DATASET RECORDS:
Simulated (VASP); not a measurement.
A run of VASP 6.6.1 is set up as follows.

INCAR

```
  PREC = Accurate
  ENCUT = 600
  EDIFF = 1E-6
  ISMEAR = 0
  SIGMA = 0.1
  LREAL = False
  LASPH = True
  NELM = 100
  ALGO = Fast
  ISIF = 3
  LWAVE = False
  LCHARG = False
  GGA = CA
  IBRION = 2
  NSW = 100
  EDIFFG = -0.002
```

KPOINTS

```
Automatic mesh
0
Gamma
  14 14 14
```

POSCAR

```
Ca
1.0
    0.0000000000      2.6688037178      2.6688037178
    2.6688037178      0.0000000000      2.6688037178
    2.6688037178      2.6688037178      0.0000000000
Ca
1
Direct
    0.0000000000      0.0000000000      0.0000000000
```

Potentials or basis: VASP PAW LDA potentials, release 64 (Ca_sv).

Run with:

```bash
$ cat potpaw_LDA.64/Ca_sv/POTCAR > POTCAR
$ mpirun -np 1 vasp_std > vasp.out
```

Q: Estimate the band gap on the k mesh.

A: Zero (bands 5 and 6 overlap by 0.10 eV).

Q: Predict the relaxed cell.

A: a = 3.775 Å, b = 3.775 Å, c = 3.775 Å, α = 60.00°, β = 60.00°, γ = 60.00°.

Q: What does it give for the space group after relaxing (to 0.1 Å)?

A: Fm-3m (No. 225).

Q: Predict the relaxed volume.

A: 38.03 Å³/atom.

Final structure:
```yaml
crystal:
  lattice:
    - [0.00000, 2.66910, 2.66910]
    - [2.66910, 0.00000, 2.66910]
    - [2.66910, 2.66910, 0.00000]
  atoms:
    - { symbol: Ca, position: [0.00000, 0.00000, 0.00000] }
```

WORK REQUEST: Your answer must be the data above, copied exactly from its first line through the line containing "Q: Predict the relaxed cell.", and nothing more.

WRITTEN SOLUTION:
Simulated (VASP); not a measurement.
A run of VASP 6.6.1 is set up as follows.

INCAR

```
  PREC = Accurate
  ENCUT = 600
  EDIFF = 1E-6
  ISMEAR = 0
  SIGMA = 0.1
  LREAL = False
  LASPH = True
  NELM = 100
  ALGO = Fast
  ISIF = 3
  LWAVE = False
  LCHARG = False
  GGA = CA
  IBRION = 2
  NSW = 100
  EDIFFG = -0.002
```

KPOINTS

```
Automatic mesh
0
Gamma
  14 14 14
```

POSCAR

```
Ca
1.0
    0.0000000000      2.6688037178      2.6688037178
    2.6688037178      0.0000000000      2.6688037178
    2.6688037178      2.6688037178      0.0000000000
Ca
1
Direct
    0.0000000000      0.0000000000      0.0000000000
```

Potentials or basis: VASP PAW LDA potentials, release 64 (Ca_sv).

Run with:

```bash
$ cat potpaw_LDA.64/Ca_sv/POTCAR > POTCAR
$ mpirun -np 1 vasp_std > vasp.out
```

Q: Estimate the band gap on the k mesh.

A: Zero (bands 5 and 6 overlap by 0.10 eV).

Q: Predict the relaxed cell.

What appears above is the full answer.